_ASSIGNMENT_
Copy word for word the lines from the start of the records through the line that contains "(1) 0.9 GPa.", both included.

_SOURCE MATERIAL_
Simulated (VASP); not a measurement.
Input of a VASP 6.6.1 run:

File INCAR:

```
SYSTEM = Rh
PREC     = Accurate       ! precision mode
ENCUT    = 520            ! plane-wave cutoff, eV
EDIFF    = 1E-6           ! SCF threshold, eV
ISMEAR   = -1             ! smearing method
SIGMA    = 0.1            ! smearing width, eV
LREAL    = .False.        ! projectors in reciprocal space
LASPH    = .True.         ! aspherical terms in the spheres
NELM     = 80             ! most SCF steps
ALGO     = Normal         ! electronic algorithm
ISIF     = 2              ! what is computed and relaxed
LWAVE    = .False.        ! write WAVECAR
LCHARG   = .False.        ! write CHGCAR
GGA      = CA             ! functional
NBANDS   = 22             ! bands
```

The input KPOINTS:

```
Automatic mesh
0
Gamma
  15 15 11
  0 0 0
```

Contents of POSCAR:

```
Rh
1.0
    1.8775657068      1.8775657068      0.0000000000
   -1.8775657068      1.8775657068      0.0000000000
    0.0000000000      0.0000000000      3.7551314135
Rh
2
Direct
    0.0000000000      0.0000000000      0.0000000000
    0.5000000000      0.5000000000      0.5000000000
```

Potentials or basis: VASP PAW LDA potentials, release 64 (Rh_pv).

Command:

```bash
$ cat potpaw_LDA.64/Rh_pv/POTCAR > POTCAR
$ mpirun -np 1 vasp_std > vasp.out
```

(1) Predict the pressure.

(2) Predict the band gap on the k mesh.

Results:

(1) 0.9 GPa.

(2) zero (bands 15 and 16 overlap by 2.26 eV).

_RESULT_
Simulated (VASP); not a measurement.
Input of a VASP 6.6.1 run:

File INCAR:

```
SYSTEM = Rh
PREC     = Accurate       ! precision mode
ENCUT    = 520            ! plane-wave cutoff, eV
EDIFF    = 1E-6           ! SCF threshold, eV
ISMEAR   = -1             ! smearing method
SIGMA    = 0.1            ! smearing width, eV
LREAL    = .False.        ! projectors in reciprocal space
LASPH    = .True.         ! aspherical terms in the spheres
NELM     = 80             ! most SCF steps
ALGO     = Normal         ! electronic algorithm
ISIF     = 2              ! what is computed and relaxed
LWAVE    = .False.        ! write WAVECAR
LCHARG   = .False.        ! write CHGCAR
GGA      = CA             ! functional
NBANDS   = 22             ! bands
```

The input KPOINTS:

```
Automatic mesh
0
Gamma
  15 15 11
  0 0 0
```

Contents of POSCAR:

```
Rh
1.0
    1.8775657068      1.8775657068      0.0000000000
   -1.8775657068      1.8775657068      0.0000000000
    0.0000000000      0.0000000000      3.7551314135
Rh
2
Direct
    0.0000000000      0.0000000000      0.0000000000
    0.5000000000      0.5000000000      0.5000000000
```

Potentials or basis: VASP PAW LDA potentials, release 64 (Rh_pv).

Command:

```bash
$ cat potpaw_LDA.64/Rh_pv/POTCAR > POTCAR
$ mpirun -np 1 vasp_std > vasp.out
```

(1) Predict the pressure.

(2) Predict the band gap on the k mesh.

Results:

(1) 0.9 GPa.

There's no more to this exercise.